Only the lines from the top of the data through the line with "The structure of" should be repeated, each exactly as written.

◇ ◇ ◇ ◇

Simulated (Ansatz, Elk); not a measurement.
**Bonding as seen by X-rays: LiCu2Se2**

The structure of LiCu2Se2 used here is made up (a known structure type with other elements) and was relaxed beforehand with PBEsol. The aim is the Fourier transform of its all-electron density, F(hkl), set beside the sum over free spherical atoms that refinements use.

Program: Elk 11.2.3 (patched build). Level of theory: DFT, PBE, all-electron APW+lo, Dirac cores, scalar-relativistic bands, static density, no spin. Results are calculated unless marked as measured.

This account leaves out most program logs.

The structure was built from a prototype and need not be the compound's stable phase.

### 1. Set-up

◇ ◇ ◇ ◇

TASK RESPONSE.
Simulated (Ansatz, Elk); not a measurement.
**Bonding as seen by X-rays: LiCu2Se2**

The structure of LiCu2Se2 used here is made up (a known structure type with other elements) and was relaxed beforehand with PBEsol. The aim is the Fourier transform of its all-electron density, F(hkl), set beside the sum over free spherical atoms that refinements use.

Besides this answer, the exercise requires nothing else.